ASSIGNED TASK –
Find the line in the entries below that contains "and atoms |". Repeat it exactly, and every line after it through the line that contains "At the start: pressure".

★ ★ ★
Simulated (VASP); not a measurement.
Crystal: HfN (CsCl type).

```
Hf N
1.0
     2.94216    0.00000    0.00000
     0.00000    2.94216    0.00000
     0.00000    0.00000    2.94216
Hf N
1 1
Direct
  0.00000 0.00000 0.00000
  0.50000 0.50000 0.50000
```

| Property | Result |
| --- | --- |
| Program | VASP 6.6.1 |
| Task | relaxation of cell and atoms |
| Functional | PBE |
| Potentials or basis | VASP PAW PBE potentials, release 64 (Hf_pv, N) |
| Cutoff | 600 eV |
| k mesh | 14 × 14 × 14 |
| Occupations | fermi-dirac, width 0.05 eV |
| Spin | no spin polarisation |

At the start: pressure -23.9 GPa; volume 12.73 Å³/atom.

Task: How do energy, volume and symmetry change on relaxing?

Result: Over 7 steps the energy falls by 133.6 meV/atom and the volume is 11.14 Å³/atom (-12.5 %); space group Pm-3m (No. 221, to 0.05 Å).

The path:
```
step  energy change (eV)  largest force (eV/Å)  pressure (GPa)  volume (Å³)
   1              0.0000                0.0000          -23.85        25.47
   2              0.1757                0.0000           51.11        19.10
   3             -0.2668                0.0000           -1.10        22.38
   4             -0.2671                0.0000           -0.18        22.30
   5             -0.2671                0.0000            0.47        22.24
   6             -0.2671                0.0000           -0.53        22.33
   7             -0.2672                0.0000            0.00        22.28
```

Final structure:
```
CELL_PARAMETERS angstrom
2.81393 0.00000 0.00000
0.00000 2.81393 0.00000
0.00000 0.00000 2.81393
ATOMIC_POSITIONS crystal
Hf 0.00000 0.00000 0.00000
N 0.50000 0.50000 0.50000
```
★ ★ ★

EXERCISE SOLUTION –
| Task | relaxation of cell and atoms |
| Functional | PBE |
| Potentials or basis | VASP PAW PBE potentials, release 64 (Hf_pv, N) |
| Cutoff | 600 eV |
| k mesh | 14 × 14 × 14 |
| Occupations | fermi-dirac, width 0.05 eV |
| Spin | no spin polarisation |

At the start: pressure -23.9 GPa; volume 12.73 Å³/atom.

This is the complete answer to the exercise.